◆ Requirement
Reproduce, please, only the lines from the first line below to the line containing "Space group Pm-3m", inclusive.

%%

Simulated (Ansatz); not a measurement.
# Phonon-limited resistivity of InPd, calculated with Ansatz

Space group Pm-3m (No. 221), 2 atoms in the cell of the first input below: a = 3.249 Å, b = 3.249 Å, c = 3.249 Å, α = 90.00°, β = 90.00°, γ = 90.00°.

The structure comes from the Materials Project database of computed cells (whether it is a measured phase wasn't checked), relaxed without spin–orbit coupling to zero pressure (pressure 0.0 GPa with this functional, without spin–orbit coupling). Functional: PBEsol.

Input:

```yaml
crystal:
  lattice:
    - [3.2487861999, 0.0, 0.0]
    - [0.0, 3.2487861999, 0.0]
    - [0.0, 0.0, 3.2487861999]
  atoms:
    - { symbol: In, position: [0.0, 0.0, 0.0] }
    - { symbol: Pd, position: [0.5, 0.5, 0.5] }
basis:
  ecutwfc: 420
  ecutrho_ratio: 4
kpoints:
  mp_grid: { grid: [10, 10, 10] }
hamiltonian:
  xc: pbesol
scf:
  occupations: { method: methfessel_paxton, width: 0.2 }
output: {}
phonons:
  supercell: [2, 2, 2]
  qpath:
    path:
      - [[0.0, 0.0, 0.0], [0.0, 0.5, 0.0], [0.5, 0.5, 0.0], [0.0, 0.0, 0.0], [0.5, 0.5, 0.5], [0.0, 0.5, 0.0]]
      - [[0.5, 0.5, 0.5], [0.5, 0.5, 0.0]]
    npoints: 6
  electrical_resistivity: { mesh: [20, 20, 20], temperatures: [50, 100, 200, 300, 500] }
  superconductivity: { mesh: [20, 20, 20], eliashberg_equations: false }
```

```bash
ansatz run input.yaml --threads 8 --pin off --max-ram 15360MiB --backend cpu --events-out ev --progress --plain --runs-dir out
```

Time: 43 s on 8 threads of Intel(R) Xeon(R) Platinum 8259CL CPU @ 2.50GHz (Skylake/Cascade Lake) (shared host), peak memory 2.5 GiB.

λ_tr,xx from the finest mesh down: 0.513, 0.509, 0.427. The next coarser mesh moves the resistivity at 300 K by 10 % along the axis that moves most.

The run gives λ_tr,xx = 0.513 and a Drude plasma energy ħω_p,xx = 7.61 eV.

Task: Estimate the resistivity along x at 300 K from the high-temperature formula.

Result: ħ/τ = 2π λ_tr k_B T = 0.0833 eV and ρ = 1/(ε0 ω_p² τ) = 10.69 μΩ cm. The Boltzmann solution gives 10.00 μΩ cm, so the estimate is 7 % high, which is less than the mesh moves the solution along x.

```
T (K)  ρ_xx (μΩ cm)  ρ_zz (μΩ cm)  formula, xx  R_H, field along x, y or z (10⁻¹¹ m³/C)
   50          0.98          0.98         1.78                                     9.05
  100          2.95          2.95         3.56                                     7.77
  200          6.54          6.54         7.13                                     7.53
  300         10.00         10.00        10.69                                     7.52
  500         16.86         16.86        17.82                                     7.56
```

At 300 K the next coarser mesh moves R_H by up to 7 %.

%%

◆ Answer box
Simulated (Ansatz); not a measurement.
# Phonon-limited resistivity of InPd, calculated with Ansatz

Space group Pm-3m (No. 221), 2 atoms in the cell of the first input below: a = 3.249 Å, b = 3.249 Å, c = 3.249 Å, α = 90.00°, β = 90.00°, γ = 90.00°.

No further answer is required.